___ Excerpted records ___
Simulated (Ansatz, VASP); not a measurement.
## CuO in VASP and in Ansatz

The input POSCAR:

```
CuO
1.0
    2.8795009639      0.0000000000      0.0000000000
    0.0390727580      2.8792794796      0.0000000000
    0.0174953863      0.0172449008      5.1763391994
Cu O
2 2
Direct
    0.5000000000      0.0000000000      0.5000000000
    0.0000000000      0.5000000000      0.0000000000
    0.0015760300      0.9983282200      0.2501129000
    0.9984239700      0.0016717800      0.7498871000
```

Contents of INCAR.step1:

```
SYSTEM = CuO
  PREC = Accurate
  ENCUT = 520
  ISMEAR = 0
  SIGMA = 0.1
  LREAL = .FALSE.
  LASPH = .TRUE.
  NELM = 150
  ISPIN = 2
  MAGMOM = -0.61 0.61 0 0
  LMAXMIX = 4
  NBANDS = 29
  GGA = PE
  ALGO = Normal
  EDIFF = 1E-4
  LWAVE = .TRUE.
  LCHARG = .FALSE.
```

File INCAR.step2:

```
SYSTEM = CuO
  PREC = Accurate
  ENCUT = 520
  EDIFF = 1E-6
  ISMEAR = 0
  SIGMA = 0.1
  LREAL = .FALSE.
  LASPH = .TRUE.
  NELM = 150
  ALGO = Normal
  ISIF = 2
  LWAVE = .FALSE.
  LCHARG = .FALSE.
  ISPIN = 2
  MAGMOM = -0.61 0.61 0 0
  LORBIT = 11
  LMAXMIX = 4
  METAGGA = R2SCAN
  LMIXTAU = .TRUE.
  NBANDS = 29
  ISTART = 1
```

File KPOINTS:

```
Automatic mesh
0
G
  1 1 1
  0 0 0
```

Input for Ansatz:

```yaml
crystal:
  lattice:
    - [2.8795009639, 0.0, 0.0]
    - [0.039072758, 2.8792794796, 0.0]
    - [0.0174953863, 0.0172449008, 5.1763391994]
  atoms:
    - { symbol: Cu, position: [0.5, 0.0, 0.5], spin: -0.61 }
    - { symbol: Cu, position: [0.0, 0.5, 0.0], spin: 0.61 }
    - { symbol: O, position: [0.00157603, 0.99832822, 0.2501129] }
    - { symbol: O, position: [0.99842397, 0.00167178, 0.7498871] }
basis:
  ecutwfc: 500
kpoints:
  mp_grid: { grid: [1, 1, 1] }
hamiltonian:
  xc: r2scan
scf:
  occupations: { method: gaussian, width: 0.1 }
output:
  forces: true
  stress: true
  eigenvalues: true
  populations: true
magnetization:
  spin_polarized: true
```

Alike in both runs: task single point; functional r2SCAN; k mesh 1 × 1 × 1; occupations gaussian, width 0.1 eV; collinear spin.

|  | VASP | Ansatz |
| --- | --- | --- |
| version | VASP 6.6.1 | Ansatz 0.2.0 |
___

* Work instruction
Only the lines from the beginning of the material through the line with "VASP | Ansatz |" should appear in the answer, each copied exactly.

* Task output
Simulated (Ansatz, VASP); not a measurement.
## CuO in VASP and in Ansatz

The input POSCAR:

```
CuO
1.0
    2.8795009639      0.0000000000      0.0000000000
    0.0390727580      2.8792794796      0.0000000000
    0.0174953863      0.0172449008      5.1763391994
Cu O
2 2
Direct
    0.5000000000      0.0000000000      0.5000000000
    0.0000000000      0.5000000000      0.0000000000
    0.0015760300      0.9983282200      0.2501129000
    0.9984239700      0.0016717800      0.7498871000
```

Contents of INCAR.step1:

```
SYSTEM = CuO
  PREC = Accurate
  ENCUT = 520
  ISMEAR = 0
  SIGMA = 0.1
  LREAL = .FALSE.
  LASPH = .TRUE.
  NELM = 150
  ISPIN = 2
  MAGMOM = -0.61 0.61 0 0
  LMAXMIX = 4
  NBANDS = 29
  GGA = PE
  ALGO = Normal
  EDIFF = 1E-4
  LWAVE = .TRUE.
  LCHARG = .FALSE.
```

File INCAR.step2:

```
SYSTEM = CuO
  PREC = Accurate
  ENCUT = 520
  EDIFF = 1E-6
  ISMEAR = 0
  SIGMA = 0.1
  LREAL = .FALSE.
  LASPH = .TRUE.
  NELM = 150
  ALGO = Normal
  ISIF = 2
  LWAVE = .FALSE.
  LCHARG = .FALSE.
  ISPIN = 2
  MAGMOM = -0.61 0.61 0 0
  LORBIT = 11
  LMAXMIX = 4
  METAGGA = R2SCAN
  LMIXTAU = .TRUE.
  NBANDS = 29
  ISTART = 1
```

File KPOINTS:

```
Automatic mesh
0
G
  1 1 1
  0 0 0
```

Input for Ansatz:

```yaml
crystal:
  lattice:
    - [2.8795009639, 0.0, 0.0]
    - [0.039072758, 2.8792794796, 0.0]
    - [0.0174953863, 0.0172449008, 5.1763391994]
  atoms:
    - { symbol: Cu, position: [0.5, 0.0, 0.5], spin: -0.61 }
    - { symbol: Cu, position: [0.0, 0.5, 0.0], spin: 0.61 }
    - { symbol: O, position: [0.00157603, 0.99832822, 0.2501129] }
    - { symbol: O, position: [0.99842397, 0.00167178, 0.7498871] }
basis:
  ecutwfc: 500
kpoints:
  mp_grid: { grid: [1, 1, 1] }
hamiltonian:
  xc: r2scan
scf:
  occupations: { method: gaussian, width: 0.1 }
output:
  forces: true
  stress: true
  eigenvalues: true
  populations: true
magnetization:
  spin_polarized: true
```

Alike in both runs: task single point; functional r2SCAN; k mesh 1 × 1 × 1; occupations gaussian, width 0.1 eV; collinear spin.

|  | VASP | Ansatz |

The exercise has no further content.